• **Study material**
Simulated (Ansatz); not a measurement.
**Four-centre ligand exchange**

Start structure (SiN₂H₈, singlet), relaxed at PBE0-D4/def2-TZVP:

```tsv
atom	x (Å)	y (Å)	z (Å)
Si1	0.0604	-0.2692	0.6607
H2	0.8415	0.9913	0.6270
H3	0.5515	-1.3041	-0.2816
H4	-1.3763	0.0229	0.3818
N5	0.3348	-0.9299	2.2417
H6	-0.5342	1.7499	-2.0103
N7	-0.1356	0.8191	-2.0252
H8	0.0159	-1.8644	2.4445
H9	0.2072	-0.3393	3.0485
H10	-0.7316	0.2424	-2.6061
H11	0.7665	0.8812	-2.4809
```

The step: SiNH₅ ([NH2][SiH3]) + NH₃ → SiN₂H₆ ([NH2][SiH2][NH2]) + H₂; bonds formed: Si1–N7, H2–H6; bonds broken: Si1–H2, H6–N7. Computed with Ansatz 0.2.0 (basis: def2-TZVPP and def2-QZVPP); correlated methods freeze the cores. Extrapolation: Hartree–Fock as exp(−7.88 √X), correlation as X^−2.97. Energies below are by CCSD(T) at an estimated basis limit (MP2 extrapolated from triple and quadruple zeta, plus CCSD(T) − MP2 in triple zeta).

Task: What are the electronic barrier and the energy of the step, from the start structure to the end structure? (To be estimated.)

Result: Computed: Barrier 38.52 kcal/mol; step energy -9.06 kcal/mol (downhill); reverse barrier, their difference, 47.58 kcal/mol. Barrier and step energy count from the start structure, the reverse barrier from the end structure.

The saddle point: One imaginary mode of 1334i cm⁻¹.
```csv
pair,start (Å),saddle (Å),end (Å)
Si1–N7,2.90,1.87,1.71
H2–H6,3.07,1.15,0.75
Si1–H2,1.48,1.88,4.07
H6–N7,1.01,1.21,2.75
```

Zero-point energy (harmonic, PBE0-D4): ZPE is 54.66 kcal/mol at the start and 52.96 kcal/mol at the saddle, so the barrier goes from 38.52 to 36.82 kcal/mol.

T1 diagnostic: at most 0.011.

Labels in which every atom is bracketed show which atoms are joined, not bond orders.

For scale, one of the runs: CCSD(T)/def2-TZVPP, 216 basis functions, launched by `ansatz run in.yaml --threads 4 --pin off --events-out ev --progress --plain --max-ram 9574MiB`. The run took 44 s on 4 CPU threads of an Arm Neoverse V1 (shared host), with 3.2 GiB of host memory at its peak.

• **Exercise**
Copying word for word, give each line of the data above from the first one through the line containing "The step: SiNH₅", and nothing else.

• **Exercise response**
Simulated (Ansatz); not a measurement.
**Four-centre ligand exchange**

Start structure (SiN₂H₈, singlet), relaxed at PBE0-D4/def2-TZVP:

```tsv
atom	x (Å)	y (Å)	z (Å)
Si1	0.0604	-0.2692	0.6607
H2	0.8415	0.9913	0.6270
H3	0.5515	-1.3041	-0.2816
H4	-1.3763	0.0229	0.3818
N5	0.3348	-0.9299	2.2417
H6	-0.5342	1.7499	-2.0103
N7	-0.1356	0.8191	-2.0252
H8	0.0159	-1.8644	2.4445
H9	0.2072	-0.3393	3.0485
H10	-0.7316	0.2424	-2.6061
H11	0.7665	0.8812	-2.4809
```

The step: SiNH₅ ([NH2][SiH3]) + NH₃ → SiN₂H₆ ([NH2][SiH2][NH2]) + H₂; bonds formed: Si1–N7, H2–H6; bonds broken: Si1–H2, H6–N7. Computed with Ansatz 0.2.0 (basis: def2-TZVPP and def2-QZVPP); correlated methods freeze the cores. Extrapolation: Hartree–Fock as exp(−7.88 √X), correlation as X^−2.97. Energies below are by CCSD(T) at an estimated basis limit (MP2 extrapolated from triple and quadruple zeta, plus CCSD(T) − MP2 in triple zeta).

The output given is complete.